**Assigned task**.
All the entries that follow are to be returned exactly.

**Supplied records**.
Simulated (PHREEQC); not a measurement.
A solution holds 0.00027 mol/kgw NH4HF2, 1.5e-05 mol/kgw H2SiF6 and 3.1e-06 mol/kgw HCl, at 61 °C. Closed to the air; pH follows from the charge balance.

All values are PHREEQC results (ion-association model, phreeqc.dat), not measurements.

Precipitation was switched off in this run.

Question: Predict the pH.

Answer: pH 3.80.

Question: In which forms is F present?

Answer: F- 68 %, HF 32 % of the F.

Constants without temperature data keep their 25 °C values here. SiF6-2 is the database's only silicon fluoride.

**Reply**.
Simulated (PHREEQC); not a measurement.
A solution holds 0.00027 mol/kgw NH4HF2, 1.5e-05 mol/kgw H2SiF6 and 3.1e-06 mol/kgw HCl, at 61 °C. Closed to the air; pH follows from the charge balance.

All values are PHREEQC results (ion-association model, phreeqc.dat), not measurements.

Precipitation was switched off in this run.

Question: Predict the pH.

Answer: pH 3.80.

Question: In which forms is F present?

Answer: F- 68 %, HF 32 % of the F.

Constants without temperature data keep their 25 °C values here. SiF6-2 is the database's only silicon fluoride.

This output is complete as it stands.